### Stored data
^^^^^^^^

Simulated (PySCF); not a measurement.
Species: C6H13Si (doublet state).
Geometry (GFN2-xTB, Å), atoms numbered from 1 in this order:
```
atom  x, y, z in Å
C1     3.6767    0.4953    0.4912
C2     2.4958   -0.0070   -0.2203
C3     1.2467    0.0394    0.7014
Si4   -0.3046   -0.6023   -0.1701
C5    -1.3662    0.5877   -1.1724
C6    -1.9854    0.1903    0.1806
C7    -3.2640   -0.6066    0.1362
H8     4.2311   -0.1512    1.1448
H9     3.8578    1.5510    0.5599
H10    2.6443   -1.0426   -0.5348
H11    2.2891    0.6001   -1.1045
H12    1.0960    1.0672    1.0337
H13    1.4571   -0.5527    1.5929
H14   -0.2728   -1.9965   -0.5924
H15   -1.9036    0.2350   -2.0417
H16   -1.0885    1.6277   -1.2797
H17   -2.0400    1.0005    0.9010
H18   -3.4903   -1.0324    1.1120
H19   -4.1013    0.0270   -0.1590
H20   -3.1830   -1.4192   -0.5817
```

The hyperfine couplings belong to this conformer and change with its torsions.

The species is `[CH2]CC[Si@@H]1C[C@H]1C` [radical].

^^^^^^^^

### Task item
All of the records above should be copied exactly.

### Exercise result
Simulated (PySCF); not a measurement.
Species: C6H13Si (doublet state).
Geometry (GFN2-xTB, Å), atoms numbered from 1 in this order:
```
atom  x, y, z in Å
C1     3.6767    0.4953    0.4912
C2     2.4958   -0.0070   -0.2203
C3     1.2467    0.0394    0.7014
Si4   -0.3046   -0.6023   -0.1701
C5    -1.3662    0.5877   -1.1724
C6    -1.9854    0.1903    0.1806
C7    -3.2640   -0.6066    0.1362
H8     4.2311   -0.1512    1.1448
H9     3.8578    1.5510    0.5599
H10    2.6443   -1.0426   -0.5348
H11    2.2891    0.6001   -1.1045
H12    1.0960    1.0672    1.0337
H13    1.4571   -0.5527    1.5929
H14   -0.2728   -1.9965   -0.5924
H15   -1.9036    0.2350   -2.0417
H16   -1.0885    1.6277   -1.2797
H17   -2.0400    1.0005    0.9010
H18   -3.4903   -1.0324    1.1120
H19   -4.1013    0.0270   -0.1590
H20   -3.1830   -1.4192   -0.5817
```

The hyperfine couplings belong to this conformer and change with its torsions.

The species is `[CH2]CC[Si@@H]1C[C@H]1C` [radical].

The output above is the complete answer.